- WORK ITEM
Only the lines from the top of the material through the line containing "C, Q = 0.180 Å" should be restated, each one exactly.

========================================

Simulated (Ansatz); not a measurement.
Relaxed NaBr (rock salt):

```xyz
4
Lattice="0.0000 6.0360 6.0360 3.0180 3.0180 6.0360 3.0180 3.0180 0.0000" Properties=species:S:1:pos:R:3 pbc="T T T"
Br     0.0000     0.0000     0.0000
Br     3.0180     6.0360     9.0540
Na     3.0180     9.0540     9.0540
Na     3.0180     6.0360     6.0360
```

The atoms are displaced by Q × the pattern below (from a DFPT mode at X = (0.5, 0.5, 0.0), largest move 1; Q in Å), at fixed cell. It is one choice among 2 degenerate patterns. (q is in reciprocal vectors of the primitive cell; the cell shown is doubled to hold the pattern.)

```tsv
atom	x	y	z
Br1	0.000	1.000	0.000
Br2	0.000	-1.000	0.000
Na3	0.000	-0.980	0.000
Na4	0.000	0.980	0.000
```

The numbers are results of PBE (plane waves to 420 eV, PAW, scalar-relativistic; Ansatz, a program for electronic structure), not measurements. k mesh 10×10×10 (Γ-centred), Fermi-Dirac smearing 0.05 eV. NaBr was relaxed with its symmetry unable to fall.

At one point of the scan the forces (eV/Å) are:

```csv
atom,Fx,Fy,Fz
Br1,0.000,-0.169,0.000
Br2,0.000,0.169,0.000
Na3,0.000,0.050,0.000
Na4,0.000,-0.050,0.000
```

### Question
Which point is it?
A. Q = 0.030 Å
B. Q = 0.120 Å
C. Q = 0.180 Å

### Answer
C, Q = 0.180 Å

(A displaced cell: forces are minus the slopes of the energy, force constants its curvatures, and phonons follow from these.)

========================================

- ANSWER BOX
Simulated (Ansatz); not a measurement.
Relaxed NaBr (rock salt):

```xyz
4
Lattice="0.0000 6.0360 6.0360 3.0180 3.0180 6.0360 3.0180 3.0180 0.0000" Properties=species:S:1:pos:R:3 pbc="T T T"
Br     0.0000     0.0000     0.0000
Br     3.0180     6.0360     9.0540
Na     3.0180     9.0540     9.0540
Na     3.0180     6.0360     6.0360
```

The atoms are displaced by Q × the pattern below (from a DFPT mode at X = (0.5, 0.5, 0.0), largest move 1; Q in Å), at fixed cell. It is one choice among 2 degenerate patterns. (q is in reciprocal vectors of the primitive cell; the cell shown is doubled to hold the pattern.)

```tsv
atom	x	y	z
Br1	0.000	1.000	0.000
Br2	0.000	-1.000	0.000
Na3	0.000	-0.980	0.000
Na4	0.000	0.980	0.000
```

The numbers are results of PBE (plane waves to 420 eV, PAW, scalar-relativistic; Ansatz, a program for electronic structure), not measurements. k mesh 10×10×10 (Γ-centred), Fermi-Dirac smearing 0.05 eV. NaBr was relaxed with its symmetry unable to fall.

At one point of the scan the forces (eV/Å) are:

```csv
atom,Fx,Fy,Fz
Br1,0.000,-0.169,0.000
Br2,0.000,0.169,0.000
Na3,0.000,0.050,0.000
Na4,0.000,-0.050,0.000
```

### Question
Which point is it?
A. Q = 0.030 Å
B. Q = 0.120 Å
C. Q = 0.180 Å

### Answer
C, Q = 0.180 Å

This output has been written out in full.